■ ■ ■ ■

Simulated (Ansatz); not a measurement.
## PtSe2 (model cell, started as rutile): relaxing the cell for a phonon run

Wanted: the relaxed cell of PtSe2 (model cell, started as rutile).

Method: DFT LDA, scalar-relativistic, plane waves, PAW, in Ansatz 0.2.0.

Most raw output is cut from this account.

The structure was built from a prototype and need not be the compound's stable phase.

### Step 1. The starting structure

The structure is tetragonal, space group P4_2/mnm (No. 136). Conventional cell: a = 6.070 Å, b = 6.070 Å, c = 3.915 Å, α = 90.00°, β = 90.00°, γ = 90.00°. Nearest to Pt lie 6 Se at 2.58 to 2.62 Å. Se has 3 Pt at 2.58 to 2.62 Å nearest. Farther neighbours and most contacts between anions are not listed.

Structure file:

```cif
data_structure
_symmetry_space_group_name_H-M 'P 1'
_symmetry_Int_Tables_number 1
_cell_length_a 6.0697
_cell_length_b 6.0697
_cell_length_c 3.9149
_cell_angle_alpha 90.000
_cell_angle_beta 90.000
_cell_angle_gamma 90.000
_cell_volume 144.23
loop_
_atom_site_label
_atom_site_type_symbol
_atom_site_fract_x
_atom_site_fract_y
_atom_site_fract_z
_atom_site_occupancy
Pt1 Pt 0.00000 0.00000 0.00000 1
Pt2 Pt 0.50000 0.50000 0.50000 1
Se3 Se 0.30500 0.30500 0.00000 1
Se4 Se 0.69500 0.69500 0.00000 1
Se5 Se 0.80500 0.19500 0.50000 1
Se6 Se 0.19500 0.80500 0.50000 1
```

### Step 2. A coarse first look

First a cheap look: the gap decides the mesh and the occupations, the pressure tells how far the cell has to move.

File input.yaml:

■ ■ ■ ■

▶ [ACTION ITEM]:
Please retype the listing word for word, from its first line through the line containing "Most raw output is cut from this account.", and add nothing else.

▶ [EXERCISE SOLUTION]:
Simulated (Ansatz); not a measurement.
## PtSe2 (model cell, started as rutile): relaxing the cell for a phonon run

Wanted: the relaxed cell of PtSe2 (model cell, started as rutile).

Method: DFT LDA, scalar-relativistic, plane waves, PAW, in Ansatz 0.2.0.

Most raw output is cut from this account.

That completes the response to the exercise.